● **Work order**
Please repeat the listing exactly, with every line intact.

● **Provided information**
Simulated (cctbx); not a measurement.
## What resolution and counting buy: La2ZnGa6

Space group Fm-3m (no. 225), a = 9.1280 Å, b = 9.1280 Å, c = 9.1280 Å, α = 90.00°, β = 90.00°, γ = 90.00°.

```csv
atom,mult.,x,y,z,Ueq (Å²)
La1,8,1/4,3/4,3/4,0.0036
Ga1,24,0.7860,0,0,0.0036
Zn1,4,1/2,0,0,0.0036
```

● **Response box**
Simulated (cctbx); not a measurement.
## What resolution and counting buy: La2ZnGa6

Space group Fm-3m (no. 225), a = 9.1280 Å, b = 9.1280 Å, c = 9.1280 Å, α = 90.00°, β = 90.00°, γ = 90.00°.

```csv
atom,mult.,x,y,z,Ueq (Å²)
La1,8,1/4,3/4,3/4,0.0036
Ga1,24,0.7860,0,0,0.0036
Zn1,4,1/2,0,0,0.0036
```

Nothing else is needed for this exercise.